▶ **DATA RECORDS**:
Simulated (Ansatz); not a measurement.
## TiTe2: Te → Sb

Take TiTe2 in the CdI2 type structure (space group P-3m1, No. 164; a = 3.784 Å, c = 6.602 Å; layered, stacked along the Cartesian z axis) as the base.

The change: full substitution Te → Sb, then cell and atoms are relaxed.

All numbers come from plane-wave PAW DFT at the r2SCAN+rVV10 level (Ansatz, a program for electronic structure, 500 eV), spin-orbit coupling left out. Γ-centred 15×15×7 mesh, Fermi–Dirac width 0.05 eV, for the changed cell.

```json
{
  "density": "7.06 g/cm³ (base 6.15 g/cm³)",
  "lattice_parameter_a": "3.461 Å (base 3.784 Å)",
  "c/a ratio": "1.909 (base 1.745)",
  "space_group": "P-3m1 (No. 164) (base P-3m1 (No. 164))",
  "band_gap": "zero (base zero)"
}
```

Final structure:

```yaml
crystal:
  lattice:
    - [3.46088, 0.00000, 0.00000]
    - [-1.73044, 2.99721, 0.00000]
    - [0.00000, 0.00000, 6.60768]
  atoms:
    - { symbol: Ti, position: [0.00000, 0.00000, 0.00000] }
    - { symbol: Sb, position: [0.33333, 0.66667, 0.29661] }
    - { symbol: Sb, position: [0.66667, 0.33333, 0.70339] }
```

▶ **WORK TASK**:
Set down each line exactly as it appears, starting at the top of the data and ending at the line containing "The change: full", and include no other lines.

▶ **EXERCISE OUTPUT**:
Simulated (Ansatz); not a measurement.
## TiTe2: Te → Sb

Take TiTe2 in the CdI2 type structure (space group P-3m1, No. 164; a = 3.784 Å, c = 6.602 Å; layered, stacked along the Cartesian z axis) as the base.

The change: full substitution Te → Sb, then cell and atoms are relaxed.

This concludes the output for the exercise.